**Assignment:** Your answer must be the records, copied with no change.

**Record excerpts:**
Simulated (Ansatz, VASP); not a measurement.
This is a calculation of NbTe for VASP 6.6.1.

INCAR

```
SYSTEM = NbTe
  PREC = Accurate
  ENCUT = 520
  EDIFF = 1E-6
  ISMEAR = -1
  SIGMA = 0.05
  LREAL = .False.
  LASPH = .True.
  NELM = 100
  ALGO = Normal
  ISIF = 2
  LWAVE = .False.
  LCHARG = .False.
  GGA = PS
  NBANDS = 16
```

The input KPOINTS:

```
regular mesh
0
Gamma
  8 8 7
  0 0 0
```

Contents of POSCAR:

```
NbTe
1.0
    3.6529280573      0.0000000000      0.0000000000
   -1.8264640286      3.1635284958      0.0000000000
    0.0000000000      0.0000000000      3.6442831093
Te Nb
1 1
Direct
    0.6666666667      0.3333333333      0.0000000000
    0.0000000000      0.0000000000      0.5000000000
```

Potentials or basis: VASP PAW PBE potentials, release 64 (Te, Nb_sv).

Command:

**Written reply:**
Simulated (Ansatz, VASP); not a measurement.
This is a calculation of NbTe for VASP 6.6.1.

INCAR

```
SYSTEM = NbTe
  PREC = Accurate
  ENCUT = 520
  EDIFF = 1E-6
  ISMEAR = -1
  SIGMA = 0.05
  LREAL = .False.
  LASPH = .True.
  NELM = 100
  ALGO = Normal
  ISIF = 2
  LWAVE = .False.
  LCHARG = .False.
  GGA = PS
  NBANDS = 16
```

The input KPOINTS:

```
regular mesh
0
Gamma
  8 8 7
  0 0 0
```

Contents of POSCAR:

```
NbTe
1.0
    3.6529280573      0.0000000000      0.0000000000
   -1.8264640286      3.1635284958      0.0000000000
    0.0000000000      0.0000000000      3.6442831093
Te Nb
1 1
Direct
    0.6666666667      0.3333333333      0.0000000000
    0.0000000000      0.0000000000      0.5000000000
```

Potentials or basis: VASP PAW PBE potentials, release 64 (Te, Nb_sv).

Command:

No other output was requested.